Reproduce the entries below exactly, but only from the line containing "Co3+ (d6) among" to the line containing "The states with", inclusive.

──────── AVAILABLE DATA
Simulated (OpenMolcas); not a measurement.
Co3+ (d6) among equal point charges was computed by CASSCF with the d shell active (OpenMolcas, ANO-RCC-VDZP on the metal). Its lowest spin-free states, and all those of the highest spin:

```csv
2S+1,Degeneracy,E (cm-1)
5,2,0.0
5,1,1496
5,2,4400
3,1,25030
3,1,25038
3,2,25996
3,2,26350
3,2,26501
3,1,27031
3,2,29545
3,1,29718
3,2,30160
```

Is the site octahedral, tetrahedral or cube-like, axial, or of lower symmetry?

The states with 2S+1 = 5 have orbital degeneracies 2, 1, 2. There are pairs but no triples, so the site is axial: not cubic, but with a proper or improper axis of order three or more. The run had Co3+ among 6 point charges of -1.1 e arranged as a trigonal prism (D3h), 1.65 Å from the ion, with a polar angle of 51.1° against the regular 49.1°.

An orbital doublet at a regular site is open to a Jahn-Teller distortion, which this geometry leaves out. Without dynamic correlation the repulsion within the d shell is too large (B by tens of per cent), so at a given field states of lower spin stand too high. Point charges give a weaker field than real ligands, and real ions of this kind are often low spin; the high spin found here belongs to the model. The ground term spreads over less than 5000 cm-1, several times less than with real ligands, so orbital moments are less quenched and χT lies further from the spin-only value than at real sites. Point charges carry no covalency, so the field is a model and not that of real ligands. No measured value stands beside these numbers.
────────────────

REPLY:
Co3+ (d6) among equal point charges was computed by CASSCF with the d shell active (OpenMolcas, ANO-RCC-VDZP on the metal). Its lowest spin-free states, and all those of the highest spin:

```csv
2S+1,Degeneracy,E (cm-1)
5,2,0.0
5,1,1496
5,2,4400
3,1,25030
3,1,25038
3,2,25996
3,2,26350
3,2,26501
3,1,27031
3,2,29545
3,1,29718
3,2,30160
```

Is the site octahedral, tetrahedral or cube-like, axial, or of lower symmetry?

The states with 2S+1 = 5 have orbital degeneracies 2, 1, 2. There are pairs but no triples, so the site is axial: not cubic, but with a proper or improper axis of order three or more. The run had Co3+ among 6 point charges of -1.1 e arranged as a trigonal prism (D3h), 1.65 Å from the ion, with a polar angle of 51.1° against the regular 49.1°.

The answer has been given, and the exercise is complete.